• **Brief**:
Reproduce, without any change, the span of lines from the opening of the records below to the line containing "less VASP |", inclusive.

• **Record excerpts**:
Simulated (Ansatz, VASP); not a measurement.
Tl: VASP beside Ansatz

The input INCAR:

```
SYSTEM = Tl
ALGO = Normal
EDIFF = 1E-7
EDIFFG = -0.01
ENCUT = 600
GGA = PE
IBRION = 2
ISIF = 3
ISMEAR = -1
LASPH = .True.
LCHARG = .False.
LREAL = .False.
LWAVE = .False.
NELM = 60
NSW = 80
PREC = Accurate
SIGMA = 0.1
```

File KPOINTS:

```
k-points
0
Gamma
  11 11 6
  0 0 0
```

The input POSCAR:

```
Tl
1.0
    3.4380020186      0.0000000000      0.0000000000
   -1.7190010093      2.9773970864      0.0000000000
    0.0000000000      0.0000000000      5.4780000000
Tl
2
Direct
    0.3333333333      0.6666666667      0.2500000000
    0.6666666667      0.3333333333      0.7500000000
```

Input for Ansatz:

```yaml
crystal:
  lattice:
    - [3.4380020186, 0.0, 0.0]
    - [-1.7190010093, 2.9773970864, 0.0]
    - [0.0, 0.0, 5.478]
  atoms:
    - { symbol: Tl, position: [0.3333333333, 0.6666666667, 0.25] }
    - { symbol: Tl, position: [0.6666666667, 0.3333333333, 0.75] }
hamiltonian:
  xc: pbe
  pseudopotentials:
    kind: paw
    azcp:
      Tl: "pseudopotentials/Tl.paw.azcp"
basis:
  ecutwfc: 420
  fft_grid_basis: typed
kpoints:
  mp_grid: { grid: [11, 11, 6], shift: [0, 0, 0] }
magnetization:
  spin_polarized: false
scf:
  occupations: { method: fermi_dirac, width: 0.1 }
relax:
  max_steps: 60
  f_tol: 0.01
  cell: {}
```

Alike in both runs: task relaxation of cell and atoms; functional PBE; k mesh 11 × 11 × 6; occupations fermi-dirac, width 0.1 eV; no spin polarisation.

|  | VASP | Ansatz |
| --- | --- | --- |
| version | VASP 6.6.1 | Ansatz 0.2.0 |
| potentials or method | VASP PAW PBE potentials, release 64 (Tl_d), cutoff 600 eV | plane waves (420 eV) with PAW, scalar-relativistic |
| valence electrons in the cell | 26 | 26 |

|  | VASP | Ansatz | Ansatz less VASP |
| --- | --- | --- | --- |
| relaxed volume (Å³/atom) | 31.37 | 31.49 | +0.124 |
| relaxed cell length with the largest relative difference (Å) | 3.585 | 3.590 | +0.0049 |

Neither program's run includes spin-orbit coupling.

• **Task solution**:
Simulated (Ansatz, VASP); not a measurement.
Tl: VASP beside Ansatz

The input INCAR:

```
SYSTEM = Tl
ALGO = Normal
EDIFF = 1E-7
EDIFFG = -0.01
ENCUT = 600
GGA = PE
IBRION = 2
ISIF = 3
ISMEAR = -1
LASPH = .True.
LCHARG = .False.
LREAL = .False.
LWAVE = .False.
NELM = 60
NSW = 80
PREC = Accurate
SIGMA = 0.1
```

File KPOINTS:

```
k-points
0
Gamma
  11 11 6
  0 0 0
```

The input POSCAR:

```
Tl
1.0
    3.4380020186      0.0000000000      0.0000000000
   -1.7190010093      2.9773970864      0.0000000000
    0.0000000000      0.0000000000      5.4780000000
Tl
2
Direct
    0.3333333333      0.6666666667      0.2500000000
    0.6666666667      0.3333333333      0.7500000000
```

Input for Ansatz:

```yaml
crystal:
  lattice:
    - [3.4380020186, 0.0, 0.0]
    - [-1.7190010093, 2.9773970864, 0.0]
    - [0.0, 0.0, 5.478]
  atoms:
    - { symbol: Tl, position: [0.3333333333, 0.6666666667, 0.25] }
    - { symbol: Tl, position: [0.6666666667, 0.3333333333, 0.75] }
hamiltonian:
  xc: pbe
  pseudopotentials:
    kind: paw
    azcp:
      Tl: "pseudopotentials/Tl.paw.azcp"
basis:
  ecutwfc: 420
  fft_grid_basis: typed
kpoints:
  mp_grid: { grid: [11, 11, 6], shift: [0, 0, 0] }
magnetization:
  spin_polarized: false
scf:
  occupations: { method: fermi_dirac, width: 0.1 }
relax:
  max_steps: 60
  f_tol: 0.01
  cell: {}
```

Alike in both runs: task relaxation of cell and atoms; functional PBE; k mesh 11 × 11 × 6; occupations fermi-dirac, width 0.1 eV; no spin polarisation.

|  | VASP | Ansatz |
| --- | --- | --- |
| version | VASP 6.6.1 | Ansatz 0.2.0 |
| potentials or method | VASP PAW PBE potentials, release 64 (Tl_d), cutoff 600 eV | plane waves (420 eV) with PAW, scalar-relativistic |
| valence electrons in the cell | 26 | 26 |

|  | VASP | Ansatz | Ansatz less VASP |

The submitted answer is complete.